■ DATASET CONTENT ■
Start of Block
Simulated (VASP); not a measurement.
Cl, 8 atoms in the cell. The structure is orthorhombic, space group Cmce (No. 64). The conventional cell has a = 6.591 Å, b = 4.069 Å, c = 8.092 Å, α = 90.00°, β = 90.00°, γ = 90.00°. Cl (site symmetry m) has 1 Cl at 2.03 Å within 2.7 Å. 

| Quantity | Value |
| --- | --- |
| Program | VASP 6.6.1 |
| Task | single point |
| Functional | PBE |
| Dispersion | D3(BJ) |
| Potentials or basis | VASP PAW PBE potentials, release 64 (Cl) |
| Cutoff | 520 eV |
End of Block

■ WORK ITEM ■
Nothing but an exact copy of the records belongs in the answer.

■ RESPONSE ■
Simulated (VASP); not a measurement.
Cl, 8 atoms in the cell. The structure is orthorhombic, space group Cmce (No. 64). The conventional cell has a = 6.591 Å, b = 4.069 Å, c = 8.092 Å, α = 90.00°, β = 90.00°, γ = 90.00°. Cl (site symmetry m) has 1 Cl at 2.03 Å within 2.7 Å. 

| Quantity | Value |
| --- | --- |
| Program | VASP 6.6.1 |
| Task | single point |
| Functional | PBE |
| Dispersion | D3(BJ) |
| Potentials or basis | VASP PAW PBE potentials, release 64 (Cl) |
| Cutoff | 520 eV |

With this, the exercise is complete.